**Recorded information:**
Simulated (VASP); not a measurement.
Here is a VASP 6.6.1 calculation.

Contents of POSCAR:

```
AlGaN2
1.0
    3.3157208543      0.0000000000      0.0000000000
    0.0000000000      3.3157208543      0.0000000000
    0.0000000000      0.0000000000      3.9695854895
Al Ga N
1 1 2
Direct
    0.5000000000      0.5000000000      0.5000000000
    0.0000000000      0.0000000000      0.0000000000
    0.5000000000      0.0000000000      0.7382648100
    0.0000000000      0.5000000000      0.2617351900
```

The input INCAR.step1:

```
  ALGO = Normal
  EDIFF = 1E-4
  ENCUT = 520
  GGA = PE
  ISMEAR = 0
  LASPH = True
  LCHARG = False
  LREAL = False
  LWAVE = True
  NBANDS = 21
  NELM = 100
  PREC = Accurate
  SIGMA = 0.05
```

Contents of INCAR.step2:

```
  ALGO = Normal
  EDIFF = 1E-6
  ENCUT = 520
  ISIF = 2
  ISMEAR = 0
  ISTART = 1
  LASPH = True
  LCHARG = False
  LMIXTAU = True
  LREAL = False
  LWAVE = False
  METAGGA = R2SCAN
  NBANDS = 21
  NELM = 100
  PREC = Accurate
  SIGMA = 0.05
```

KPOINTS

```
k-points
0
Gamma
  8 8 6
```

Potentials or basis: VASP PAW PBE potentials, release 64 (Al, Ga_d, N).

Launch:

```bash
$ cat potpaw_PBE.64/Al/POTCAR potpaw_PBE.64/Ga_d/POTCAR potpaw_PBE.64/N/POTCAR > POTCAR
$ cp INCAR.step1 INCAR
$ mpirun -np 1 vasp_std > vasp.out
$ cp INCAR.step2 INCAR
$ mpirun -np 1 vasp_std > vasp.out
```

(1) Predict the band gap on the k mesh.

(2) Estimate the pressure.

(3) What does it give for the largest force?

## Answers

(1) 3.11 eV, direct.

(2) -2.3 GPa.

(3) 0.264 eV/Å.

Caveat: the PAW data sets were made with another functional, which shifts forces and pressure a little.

**Assignment:** Retype the records above exactly, from their first line through the line that contains "(3) 0.264 eV/Å.", and stop there.

**Exercise response:**
Simulated (VASP); not a measurement.
Here is a VASP 6.6.1 calculation.

Contents of POSCAR:

```
AlGaN2
1.0
    3.3157208543      0.0000000000      0.0000000000
    0.0000000000      3.3157208543      0.0000000000
    0.0000000000      0.0000000000      3.9695854895
Al Ga N
1 1 2
Direct
    0.5000000000      0.5000000000      0.5000000000
    0.0000000000      0.0000000000      0.0000000000
    0.5000000000      0.0000000000      0.7382648100
    0.0000000000      0.5000000000      0.2617351900
```

The input INCAR.step1:

```
  ALGO = Normal
  EDIFF = 1E-4
  ENCUT = 520
  GGA = PE
  ISMEAR = 0
  LASPH = True
  LCHARG = False
  LREAL = False
  LWAVE = True
  NBANDS = 21
  NELM = 100
  PREC = Accurate
  SIGMA = 0.05
```

Contents of INCAR.step2:

```
  ALGO = Normal
  EDIFF = 1E-6
  ENCUT = 520
  ISIF = 2
  ISMEAR = 0
  ISTART = 1
  LASPH = True
  LCHARG = False
  LMIXTAU = True
  LREAL = False
  LWAVE = False
  METAGGA = R2SCAN
  NBANDS = 21
  NELM = 100
  PREC = Accurate
  SIGMA = 0.05
```

KPOINTS

```
k-points
0
Gamma
  8 8 6
```

Potentials or basis: VASP PAW PBE potentials, release 64 (Al, Ga_d, N).

Launch:

```bash
$ cat potpaw_PBE.64/Al/POTCAR potpaw_PBE.64/Ga_d/POTCAR potpaw_PBE.64/N/POTCAR > POTCAR
$ cp INCAR.step1 INCAR
$ mpirun -np 1 vasp_std > vasp.out
$ cp INCAR.step2 INCAR
$ mpirun -np 1 vasp_std > vasp.out
```

(1) Predict the band gap on the k mesh.

(2) Estimate the pressure.

(3) What does it give for the largest force?

## Answers

(1) 3.11 eV, direct.

(2) -2.3 GPa.

(3) 0.264 eV/Å.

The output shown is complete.